Work instruction: Using the entries below, write out the line with "Question: What does Hartree-Fock give?", the line with "Measured between the", and every line in between, exactly as each is written.

Extracted data:
○ ○ ○ ○ ○

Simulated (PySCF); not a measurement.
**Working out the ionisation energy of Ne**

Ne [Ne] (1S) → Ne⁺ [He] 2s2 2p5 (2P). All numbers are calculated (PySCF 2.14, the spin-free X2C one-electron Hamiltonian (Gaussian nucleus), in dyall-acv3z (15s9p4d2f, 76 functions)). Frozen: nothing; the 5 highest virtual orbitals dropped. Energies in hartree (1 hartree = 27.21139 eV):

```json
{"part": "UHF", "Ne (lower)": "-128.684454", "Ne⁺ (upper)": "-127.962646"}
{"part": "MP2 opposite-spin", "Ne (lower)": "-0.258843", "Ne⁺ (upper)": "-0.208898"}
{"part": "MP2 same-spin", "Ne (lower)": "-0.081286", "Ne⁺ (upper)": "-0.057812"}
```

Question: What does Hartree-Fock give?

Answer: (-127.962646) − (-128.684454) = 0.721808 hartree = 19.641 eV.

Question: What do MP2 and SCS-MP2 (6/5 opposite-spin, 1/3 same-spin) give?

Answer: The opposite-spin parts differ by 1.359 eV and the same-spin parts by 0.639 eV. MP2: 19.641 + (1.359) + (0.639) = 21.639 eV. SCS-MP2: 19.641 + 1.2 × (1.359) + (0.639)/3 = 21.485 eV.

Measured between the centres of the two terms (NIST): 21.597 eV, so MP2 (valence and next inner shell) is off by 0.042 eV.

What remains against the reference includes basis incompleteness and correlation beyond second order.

○ ○ ○ ○ ○

Written answer:
Question: What does Hartree-Fock give?

Answer: (-127.962646) − (-128.684454) = 0.721808 hartree = 19.641 eV.

Question: What do MP2 and SCS-MP2 (6/5 opposite-spin, 1/3 same-spin) give?

Answer: The opposite-spin parts differ by 1.359 eV and the same-spin parts by 0.639 eV. MP2: 19.641 + (1.359) + (0.639) = 21.639 eV. SCS-MP2: 19.641 + 1.2 × (1.359) + (0.639)/3 = 21.485 eV.

Measured between the centres of the two terms (NIST): 21.597 eV, so MP2 (valence and next inner shell) is off by 0.042 eV.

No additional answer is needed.